### Work order
Copy exactly the stretch of data below from the line with "# MnS (Fm-3m) in VASP: a series of runs" through the line with "### 1 The cell of the first run", including both of those lines.

### Dataset excerpts
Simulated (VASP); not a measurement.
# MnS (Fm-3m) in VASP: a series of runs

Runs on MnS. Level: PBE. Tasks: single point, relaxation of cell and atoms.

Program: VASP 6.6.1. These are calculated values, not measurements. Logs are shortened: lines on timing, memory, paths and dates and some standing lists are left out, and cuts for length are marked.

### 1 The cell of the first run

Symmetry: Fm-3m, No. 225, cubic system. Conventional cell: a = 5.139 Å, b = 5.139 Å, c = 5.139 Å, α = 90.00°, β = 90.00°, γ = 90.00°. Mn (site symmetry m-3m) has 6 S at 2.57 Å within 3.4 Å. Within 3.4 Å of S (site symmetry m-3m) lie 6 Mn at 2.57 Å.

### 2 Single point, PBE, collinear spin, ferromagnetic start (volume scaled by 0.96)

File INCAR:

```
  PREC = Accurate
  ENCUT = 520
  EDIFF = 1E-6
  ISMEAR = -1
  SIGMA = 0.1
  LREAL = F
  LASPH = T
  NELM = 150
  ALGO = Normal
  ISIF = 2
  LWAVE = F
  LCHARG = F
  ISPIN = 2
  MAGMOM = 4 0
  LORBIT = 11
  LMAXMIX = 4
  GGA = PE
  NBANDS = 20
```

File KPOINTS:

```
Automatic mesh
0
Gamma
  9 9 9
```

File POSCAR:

### Written response
# MnS (Fm-3m) in VASP: a series of runs

Runs on MnS. Level: PBE. Tasks: single point, relaxation of cell and atoms.

Program: VASP 6.6.1. These are calculated values, not measurements. Logs are shortened: lines on timing, memory, paths and dates and some standing lists are left out, and cuts for length are marked.

### 1 The cell of the first run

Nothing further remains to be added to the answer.